Top of Entries supplied
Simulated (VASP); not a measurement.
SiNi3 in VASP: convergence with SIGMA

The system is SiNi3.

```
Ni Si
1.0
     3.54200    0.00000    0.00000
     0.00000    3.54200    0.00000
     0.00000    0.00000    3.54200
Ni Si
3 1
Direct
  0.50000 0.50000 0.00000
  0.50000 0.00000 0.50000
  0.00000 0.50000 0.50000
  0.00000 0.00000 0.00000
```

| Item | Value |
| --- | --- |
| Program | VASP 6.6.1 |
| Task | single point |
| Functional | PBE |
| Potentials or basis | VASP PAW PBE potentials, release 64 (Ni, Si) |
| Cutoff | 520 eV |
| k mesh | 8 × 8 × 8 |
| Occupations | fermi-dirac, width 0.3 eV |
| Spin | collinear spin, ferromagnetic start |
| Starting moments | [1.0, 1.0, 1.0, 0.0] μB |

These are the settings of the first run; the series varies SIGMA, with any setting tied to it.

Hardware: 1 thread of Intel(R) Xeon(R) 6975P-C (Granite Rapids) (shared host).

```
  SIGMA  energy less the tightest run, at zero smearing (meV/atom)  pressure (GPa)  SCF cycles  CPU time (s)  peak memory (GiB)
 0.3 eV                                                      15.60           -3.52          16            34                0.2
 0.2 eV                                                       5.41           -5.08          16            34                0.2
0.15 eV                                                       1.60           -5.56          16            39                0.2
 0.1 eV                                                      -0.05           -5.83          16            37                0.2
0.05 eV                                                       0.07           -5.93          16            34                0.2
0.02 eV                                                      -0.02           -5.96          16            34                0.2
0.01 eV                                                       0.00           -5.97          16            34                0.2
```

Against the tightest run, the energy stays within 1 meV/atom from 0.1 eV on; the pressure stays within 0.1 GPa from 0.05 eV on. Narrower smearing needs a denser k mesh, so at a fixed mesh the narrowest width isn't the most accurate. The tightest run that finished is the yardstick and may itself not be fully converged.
Bottom of Entries supplied

Write out exactly the lines from the start of the material through the line with "ferromagnetic start |". No other output is expected.

Simulated (VASP); not a measurement.
SiNi3 in VASP: convergence with SIGMA

The system is SiNi3.

```
Ni Si
1.0
     3.54200    0.00000    0.00000
     0.00000    3.54200    0.00000
     0.00000    0.00000    3.54200
Ni Si
3 1
Direct
  0.50000 0.50000 0.00000
  0.50000 0.00000 0.50000
  0.00000 0.50000 0.50000
  0.00000 0.00000 0.00000
```

| Item | Value |
| --- | --- |
| Program | VASP 6.6.1 |
| Task | single point |
| Functional | PBE |
| Potentials or basis | VASP PAW PBE potentials, release 64 (Ni, Si) |
| Cutoff | 520 eV |
| k mesh | 8 × 8 × 8 |
| Occupations | fermi-dirac, width 0.3 eV |
| Spin | collinear spin, ferromagnetic start |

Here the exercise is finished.